Transcribe the records below exactly as written, from the opening line through the line that contains "- Functional: LDA".

++++++++++
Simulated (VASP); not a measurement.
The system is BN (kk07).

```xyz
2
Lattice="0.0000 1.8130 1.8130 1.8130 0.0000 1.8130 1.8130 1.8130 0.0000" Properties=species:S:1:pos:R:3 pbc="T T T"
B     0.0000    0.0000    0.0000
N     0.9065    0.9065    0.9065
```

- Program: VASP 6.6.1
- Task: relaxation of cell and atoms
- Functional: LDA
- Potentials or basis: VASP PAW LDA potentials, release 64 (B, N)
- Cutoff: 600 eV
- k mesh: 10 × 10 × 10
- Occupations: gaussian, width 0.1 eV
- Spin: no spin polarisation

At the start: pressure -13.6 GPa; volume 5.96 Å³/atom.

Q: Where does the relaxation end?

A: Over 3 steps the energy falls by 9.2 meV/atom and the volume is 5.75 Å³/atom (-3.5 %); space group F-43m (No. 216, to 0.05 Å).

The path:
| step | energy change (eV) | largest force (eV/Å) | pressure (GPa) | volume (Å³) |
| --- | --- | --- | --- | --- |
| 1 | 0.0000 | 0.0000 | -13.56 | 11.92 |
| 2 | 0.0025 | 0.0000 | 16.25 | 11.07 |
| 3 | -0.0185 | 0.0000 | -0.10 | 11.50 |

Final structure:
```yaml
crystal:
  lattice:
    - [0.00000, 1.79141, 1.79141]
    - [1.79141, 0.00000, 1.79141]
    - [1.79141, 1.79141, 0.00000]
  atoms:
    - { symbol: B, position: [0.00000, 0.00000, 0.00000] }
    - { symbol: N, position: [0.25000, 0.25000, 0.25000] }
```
++++++++++

» **WRITTEN ANSWER**:
Simulated (VASP); not a measurement.
The system is BN (kk07).

```xyz
2
Lattice="0.0000 1.8130 1.8130 1.8130 0.0000 1.8130 1.8130 1.8130 0.0000" Properties=species:S:1:pos:R:3 pbc="T T T"
B     0.0000    0.0000    0.0000
N     0.9065    0.9065    0.9065
```

- Program: VASP 6.6.1
- Task: relaxation of cell and atoms
- Functional: LDA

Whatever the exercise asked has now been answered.